Work item ▸ All of the data below is to be printed again exactly.

* * * * *

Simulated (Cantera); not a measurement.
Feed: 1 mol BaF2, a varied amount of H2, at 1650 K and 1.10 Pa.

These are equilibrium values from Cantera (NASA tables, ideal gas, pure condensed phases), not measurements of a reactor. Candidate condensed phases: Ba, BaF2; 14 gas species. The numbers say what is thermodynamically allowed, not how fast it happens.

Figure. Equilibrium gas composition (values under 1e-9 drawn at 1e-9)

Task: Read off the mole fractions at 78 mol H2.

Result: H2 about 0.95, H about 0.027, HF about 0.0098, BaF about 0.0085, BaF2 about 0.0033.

* * * * *

Reply ▸
Simulated (Cantera); not a measurement.
Feed: 1 mol BaF2, a varied amount of H2, at 1650 K and 1.10 Pa.

These are equilibrium values from Cantera (NASA tables, ideal gas, pure condensed phases), not measurements of a reactor. Candidate condensed phases: Ba, BaF2; 14 gas species. The numbers say what is thermodynamically allowed, not how fast it happens.

Figure. Equilibrium gas composition (values under 1e-9 drawn at 1e-9)

Task: Read off the mole fractions at 78 mol H2.

Result: H2 about 0.95, H about 0.027, HF about 0.0098, BaF about 0.0085, BaF2 about 0.0033.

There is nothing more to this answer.